* The data *
↓↓↓
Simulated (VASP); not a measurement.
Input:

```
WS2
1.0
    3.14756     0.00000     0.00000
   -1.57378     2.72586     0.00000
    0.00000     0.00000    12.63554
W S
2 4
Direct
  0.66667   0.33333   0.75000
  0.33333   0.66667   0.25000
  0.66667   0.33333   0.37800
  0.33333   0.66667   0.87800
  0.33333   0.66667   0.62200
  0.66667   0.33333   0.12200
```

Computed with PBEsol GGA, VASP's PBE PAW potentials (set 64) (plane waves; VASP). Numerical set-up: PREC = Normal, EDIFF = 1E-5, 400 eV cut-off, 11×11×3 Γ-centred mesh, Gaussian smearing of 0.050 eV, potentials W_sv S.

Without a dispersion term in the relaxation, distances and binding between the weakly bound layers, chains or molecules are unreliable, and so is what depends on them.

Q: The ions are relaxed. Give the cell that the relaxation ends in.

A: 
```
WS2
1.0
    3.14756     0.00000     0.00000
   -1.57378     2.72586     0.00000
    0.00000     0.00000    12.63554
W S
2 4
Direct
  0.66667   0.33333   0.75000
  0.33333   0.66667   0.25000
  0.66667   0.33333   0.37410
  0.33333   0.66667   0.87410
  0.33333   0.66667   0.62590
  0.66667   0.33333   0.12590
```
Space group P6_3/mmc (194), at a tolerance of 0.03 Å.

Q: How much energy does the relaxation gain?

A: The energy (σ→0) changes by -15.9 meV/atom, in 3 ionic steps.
↑↑↑

* Assigned task *
Could you repeat every record word for word?

* Response *
Simulated (VASP); not a measurement.
Input:

```
WS2
1.0
    3.14756     0.00000     0.00000
   -1.57378     2.72586     0.00000
    0.00000     0.00000    12.63554
W S
2 4
Direct
  0.66667   0.33333   0.75000
  0.33333   0.66667   0.25000
  0.66667   0.33333   0.37800
  0.33333   0.66667   0.87800
  0.33333   0.66667   0.62200
  0.66667   0.33333   0.12200
```

Computed with PBEsol GGA, VASP's PBE PAW potentials (set 64) (plane waves; VASP). Numerical set-up: PREC = Normal, EDIFF = 1E-5, 400 eV cut-off, 11×11×3 Γ-centred mesh, Gaussian smearing of 0.050 eV, potentials W_sv S.

Without a dispersion term in the relaxation, distances and binding between the weakly bound layers, chains or molecules are unreliable, and so is what depends on them.

Q: The ions are relaxed. Give the cell that the relaxation ends in.

A: 
```
WS2
1.0
    3.14756     0.00000     0.00000
   -1.57378     2.72586     0.00000
    0.00000     0.00000    12.63554
W S
2 4
Direct
  0.66667   0.33333   0.75000
  0.33333   0.66667   0.25000
  0.66667   0.33333   0.37410
  0.33333   0.66667   0.87410
  0.33333   0.66667   0.62590
  0.66667   0.33333   0.12590
```
Space group P6_3/mmc (194), at a tolerance of 0.03 Å.

Q: How much energy does the relaxation gain?

A: The energy (σ→0) changes by -15.9 meV/atom, in 3 ionic steps.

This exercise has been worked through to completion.